● **DATA FOR ANALYSIS**
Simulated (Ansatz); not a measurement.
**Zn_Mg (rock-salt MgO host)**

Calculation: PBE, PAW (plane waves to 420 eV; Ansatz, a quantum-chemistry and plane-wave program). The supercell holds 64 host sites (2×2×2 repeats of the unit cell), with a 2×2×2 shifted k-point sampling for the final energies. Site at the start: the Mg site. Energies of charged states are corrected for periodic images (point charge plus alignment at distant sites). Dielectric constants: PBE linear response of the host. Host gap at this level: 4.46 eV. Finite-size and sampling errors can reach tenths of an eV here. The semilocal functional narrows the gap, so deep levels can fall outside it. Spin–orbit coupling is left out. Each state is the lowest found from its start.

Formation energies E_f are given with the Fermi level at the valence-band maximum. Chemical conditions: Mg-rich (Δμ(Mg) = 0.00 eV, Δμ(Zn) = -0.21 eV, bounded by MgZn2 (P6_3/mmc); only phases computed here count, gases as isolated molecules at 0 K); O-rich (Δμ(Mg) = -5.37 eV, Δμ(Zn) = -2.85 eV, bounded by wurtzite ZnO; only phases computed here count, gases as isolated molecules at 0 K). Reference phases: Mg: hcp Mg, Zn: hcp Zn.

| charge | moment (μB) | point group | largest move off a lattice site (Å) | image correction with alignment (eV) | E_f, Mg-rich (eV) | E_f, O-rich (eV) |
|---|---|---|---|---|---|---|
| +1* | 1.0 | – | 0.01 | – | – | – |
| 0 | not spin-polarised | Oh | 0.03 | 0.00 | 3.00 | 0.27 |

● **WORK ITEM**
The full listing must be copied exactly, every line included.

● **WRITTEN RESPONSE**
Simulated (Ansatz); not a measurement.
**Zn_Mg (rock-salt MgO host)**

Calculation: PBE, PAW (plane waves to 420 eV; Ansatz, a quantum-chemistry and plane-wave program). The supercell holds 64 host sites (2×2×2 repeats of the unit cell), with a 2×2×2 shifted k-point sampling for the final energies. Site at the start: the Mg site. Energies of charged states are corrected for periodic images (point charge plus alignment at distant sites). Dielectric constants: PBE linear response of the host. Host gap at this level: 4.46 eV. Finite-size and sampling errors can reach tenths of an eV here. The semilocal functional narrows the gap, so deep levels can fall outside it. Spin–orbit coupling is left out. Each state is the lowest found from its start.

Formation energies E_f are given with the Fermi level at the valence-band maximum. Chemical conditions: Mg-rich (Δμ(Mg) = 0.00 eV, Δμ(Zn) = -0.21 eV, bounded by MgZn2 (P6_3/mmc); only phases computed here count, gases as isolated molecules at 0 K); O-rich (Δμ(Mg) = -5.37 eV, Δμ(Zn) = -2.85 eV, bounded by wurtzite ZnO; only phases computed here count, gases as isolated molecules at 0 K). Reference phases: Mg: hcp Mg, Zn: hcp Zn.

| charge | moment (μB) | point group | largest move off a lattice site (Å) | image correction with alignment (eV) | E_f, Mg-rich (eV) | E_f, O-rich (eV) |
|---|---|---|---|---|---|---|
| +1* | 1.0 | – | 0.01 | – | – | – |
| 0 | not spin-polarised | Oh | 0.03 | 0.00 | 3.00 | 0.27 |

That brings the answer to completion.